EXTRACTED RECORDS →
=-=-=

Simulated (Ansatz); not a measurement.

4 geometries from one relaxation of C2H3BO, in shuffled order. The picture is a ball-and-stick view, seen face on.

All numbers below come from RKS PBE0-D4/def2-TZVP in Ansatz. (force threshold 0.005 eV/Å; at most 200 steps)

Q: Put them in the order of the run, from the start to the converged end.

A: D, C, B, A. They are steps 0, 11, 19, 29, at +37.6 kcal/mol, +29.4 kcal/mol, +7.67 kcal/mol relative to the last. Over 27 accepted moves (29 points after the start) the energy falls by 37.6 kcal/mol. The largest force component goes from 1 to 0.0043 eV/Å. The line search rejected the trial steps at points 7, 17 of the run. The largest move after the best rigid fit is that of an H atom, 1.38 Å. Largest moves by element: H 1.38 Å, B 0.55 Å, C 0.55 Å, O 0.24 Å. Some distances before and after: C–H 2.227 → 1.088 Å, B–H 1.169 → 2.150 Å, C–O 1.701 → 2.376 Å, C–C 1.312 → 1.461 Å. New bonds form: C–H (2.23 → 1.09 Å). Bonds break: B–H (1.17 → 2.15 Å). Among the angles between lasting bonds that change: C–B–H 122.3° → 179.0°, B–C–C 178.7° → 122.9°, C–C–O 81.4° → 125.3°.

=-=-=

ASSIGNED TASK → Please print all the data again exactly as given.

RESULT →
Simulated (Ansatz); not a measurement.

4 geometries from one relaxation of C2H3BO, in shuffled order. The picture is a ball-and-stick view, seen face on.

All numbers below come from RKS PBE0-D4/def2-TZVP in Ansatz. (force threshold 0.005 eV/Å; at most 200 steps)

Q: Put them in the order of the run, from the start to the converged end.

A: D, C, B, A. They are steps 0, 11, 19, 29, at +37.6 kcal/mol, +29.4 kcal/mol, +7.67 kcal/mol relative to the last. Over 27 accepted moves (29 points after the start) the energy falls by 37.6 kcal/mol. The largest force component goes from 1 to 0.0043 eV/Å. The line search rejected the trial steps at points 7, 17 of the run. The largest move after the best rigid fit is that of an H atom, 1.38 Å. Largest moves by element: H 1.38 Å, B 0.55 Å, C 0.55 Å, O 0.24 Å. Some distances before and after: C–H 2.227 → 1.088 Å, B–H 1.169 → 2.150 Å, C–O 1.701 → 2.376 Å, C–C 1.312 → 1.461 Å. New bonds form: C–H (2.23 → 1.09 Å). Bonds break: B–H (1.17 → 2.15 Å). Among the angles between lasting bonds that change: C–B–H 122.3° → 179.0°, B–C–C 178.7° → 122.9°, C–C–O 81.4° → 125.3°.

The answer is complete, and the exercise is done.